..........
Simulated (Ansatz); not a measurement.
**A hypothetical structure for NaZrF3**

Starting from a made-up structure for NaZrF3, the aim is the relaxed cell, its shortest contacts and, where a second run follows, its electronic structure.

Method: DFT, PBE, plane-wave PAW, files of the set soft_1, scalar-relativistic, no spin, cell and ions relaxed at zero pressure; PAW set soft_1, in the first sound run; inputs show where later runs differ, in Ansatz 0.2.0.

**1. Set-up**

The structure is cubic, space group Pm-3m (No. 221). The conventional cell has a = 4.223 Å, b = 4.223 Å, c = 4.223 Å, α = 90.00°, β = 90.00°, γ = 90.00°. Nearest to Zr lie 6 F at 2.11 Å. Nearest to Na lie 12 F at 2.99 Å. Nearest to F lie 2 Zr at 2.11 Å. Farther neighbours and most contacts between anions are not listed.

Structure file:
..........

Assignment
Write every line of the entries again, word for word.

Exercise result
Simulated (Ansatz); not a measurement.
**A hypothetical structure for NaZrF3**

Starting from a made-up structure for NaZrF3, the aim is the relaxed cell, its shortest contacts and, where a second run follows, its electronic structure.

Method: DFT, PBE, plane-wave PAW, files of the set soft_1, scalar-relativistic, no spin, cell and ions relaxed at zero pressure; PAW set soft_1, in the first sound run; inputs show where later runs differ, in Ansatz 0.2.0.

**1. Set-up**

The structure is cubic, space group Pm-3m (No. 221). The conventional cell has a = 4.223 Å, b = 4.223 Å, c = 4.223 Å, α = 90.00°, β = 90.00°, γ = 90.00°. Nearest to Zr lie 6 F at 2.11 Å. Nearest to Na lie 12 F at 2.99 Å. Nearest to F lie 2 Zr at 2.11 Å. Farther neighbours and most contacts between anions are not listed.

Structure file:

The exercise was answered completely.